################
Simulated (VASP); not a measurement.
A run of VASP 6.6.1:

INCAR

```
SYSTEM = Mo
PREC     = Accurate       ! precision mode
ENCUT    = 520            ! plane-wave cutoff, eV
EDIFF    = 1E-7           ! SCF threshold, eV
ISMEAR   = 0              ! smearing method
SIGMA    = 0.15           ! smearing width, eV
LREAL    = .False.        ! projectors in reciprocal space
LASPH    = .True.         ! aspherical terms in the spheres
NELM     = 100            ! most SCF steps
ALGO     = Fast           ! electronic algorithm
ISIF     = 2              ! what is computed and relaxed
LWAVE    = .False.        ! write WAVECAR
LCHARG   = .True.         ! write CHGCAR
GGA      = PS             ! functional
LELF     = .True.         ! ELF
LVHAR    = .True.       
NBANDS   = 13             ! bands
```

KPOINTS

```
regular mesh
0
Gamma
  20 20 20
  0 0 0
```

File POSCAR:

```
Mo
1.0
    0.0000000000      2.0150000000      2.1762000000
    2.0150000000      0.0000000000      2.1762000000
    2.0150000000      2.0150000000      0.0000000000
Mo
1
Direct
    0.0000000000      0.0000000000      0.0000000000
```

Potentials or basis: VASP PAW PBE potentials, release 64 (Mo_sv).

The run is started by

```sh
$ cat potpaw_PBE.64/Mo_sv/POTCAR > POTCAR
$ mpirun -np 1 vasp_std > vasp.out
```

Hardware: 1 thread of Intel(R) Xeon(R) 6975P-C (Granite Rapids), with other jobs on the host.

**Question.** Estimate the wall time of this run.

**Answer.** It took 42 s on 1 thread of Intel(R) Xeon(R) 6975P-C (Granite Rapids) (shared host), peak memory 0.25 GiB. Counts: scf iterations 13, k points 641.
################

Required action: Starting at the line above that contains "Hardware: 1 thread", repeat each line exactly up to and including the line that contains "of this run.", and stop there.

Solution:
Hardware: 1 thread of Intel(R) Xeon(R) 6975P-C (Granite Rapids), with other jobs on the host.

**Question.** Estimate the wall time of this run.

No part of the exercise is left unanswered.